• **RECORD SET**
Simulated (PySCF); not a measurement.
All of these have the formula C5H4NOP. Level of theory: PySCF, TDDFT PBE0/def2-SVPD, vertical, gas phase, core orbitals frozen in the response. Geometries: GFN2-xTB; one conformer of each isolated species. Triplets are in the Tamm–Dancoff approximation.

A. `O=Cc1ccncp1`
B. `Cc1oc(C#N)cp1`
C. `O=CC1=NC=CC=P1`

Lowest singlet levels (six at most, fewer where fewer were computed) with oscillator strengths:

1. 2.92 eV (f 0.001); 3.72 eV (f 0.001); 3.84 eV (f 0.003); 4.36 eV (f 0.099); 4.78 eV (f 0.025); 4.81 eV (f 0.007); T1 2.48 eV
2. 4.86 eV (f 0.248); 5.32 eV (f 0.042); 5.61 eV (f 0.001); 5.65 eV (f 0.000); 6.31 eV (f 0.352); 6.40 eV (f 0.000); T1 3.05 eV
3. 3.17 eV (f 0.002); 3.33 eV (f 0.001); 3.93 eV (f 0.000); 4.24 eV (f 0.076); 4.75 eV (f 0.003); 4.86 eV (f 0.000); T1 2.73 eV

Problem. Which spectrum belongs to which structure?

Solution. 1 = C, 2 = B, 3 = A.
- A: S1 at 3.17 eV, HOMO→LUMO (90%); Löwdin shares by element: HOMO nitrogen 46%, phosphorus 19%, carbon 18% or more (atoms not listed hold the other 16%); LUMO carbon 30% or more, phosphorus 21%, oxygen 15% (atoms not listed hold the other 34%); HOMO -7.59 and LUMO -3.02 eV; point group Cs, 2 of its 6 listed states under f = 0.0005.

• **ASSIGNMENT**
Take the entries above and return only the lines from the one with "1. 2.92 eV (f" to the one with "Solution. 1 = C, 2 = B, 3 = A.", both included, unchanged.

• **RESPONSE BOX**
1. 2.92 eV (f 0.001); 3.72 eV (f 0.001); 3.84 eV (f 0.003); 4.36 eV (f 0.099); 4.78 eV (f 0.025); 4.81 eV (f 0.007); T1 2.48 eV
2. 4.86 eV (f 0.248); 5.32 eV (f 0.042); 5.61 eV (f 0.001); 5.65 eV (f 0.000); 6.31 eV (f 0.352); 6.40 eV (f 0.000); T1 3.05 eV
3. 3.17 eV (f 0.002); 3.33 eV (f 0.001); 3.93 eV (f 0.000); 4.24 eV (f 0.076); 4.75 eV (f 0.003); 4.86 eV (f 0.000); T1 2.73 eV

Problem. Which spectrum belongs to which structure?

Solution. 1 = C, 2 = B, 3 = A.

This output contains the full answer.